(Data listing Opens)
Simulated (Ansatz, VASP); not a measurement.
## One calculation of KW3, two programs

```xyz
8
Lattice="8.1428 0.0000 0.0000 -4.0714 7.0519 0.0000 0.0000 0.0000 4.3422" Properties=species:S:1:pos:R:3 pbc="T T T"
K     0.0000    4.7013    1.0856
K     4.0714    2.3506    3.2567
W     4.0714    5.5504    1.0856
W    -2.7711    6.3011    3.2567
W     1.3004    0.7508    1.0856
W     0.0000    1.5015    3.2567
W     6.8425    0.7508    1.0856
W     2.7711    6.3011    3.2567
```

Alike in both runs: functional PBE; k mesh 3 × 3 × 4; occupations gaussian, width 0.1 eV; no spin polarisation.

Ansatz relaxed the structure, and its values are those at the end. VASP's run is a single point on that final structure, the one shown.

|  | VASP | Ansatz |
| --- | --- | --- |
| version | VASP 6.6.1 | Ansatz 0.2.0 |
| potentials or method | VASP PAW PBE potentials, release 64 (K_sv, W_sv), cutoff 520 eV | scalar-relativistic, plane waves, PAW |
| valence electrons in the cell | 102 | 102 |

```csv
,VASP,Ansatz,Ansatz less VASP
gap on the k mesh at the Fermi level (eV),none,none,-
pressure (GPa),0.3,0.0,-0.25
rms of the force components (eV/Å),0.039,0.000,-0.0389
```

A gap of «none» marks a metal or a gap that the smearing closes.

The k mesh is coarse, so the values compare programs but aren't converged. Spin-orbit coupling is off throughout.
(Data listing Closes)

In the entries above, restate word for word the lines between the one holding "102 | 102 |" and the one holding "the smearing closes.", inclusive, and nothing besides.

Exercise answer.
| valence electrons in the cell | 102 | 102 |

```csv
,VASP,Ansatz,Ansatz less VASP
gap on the k mesh at the Fermi level (eV),none,none,-
pressure (GPa),0.3,0.0,-0.25
rms of the force components (eV/Å),0.039,0.000,-0.0389
```

A gap of «none» marks a metal or a gap that the smearing closes.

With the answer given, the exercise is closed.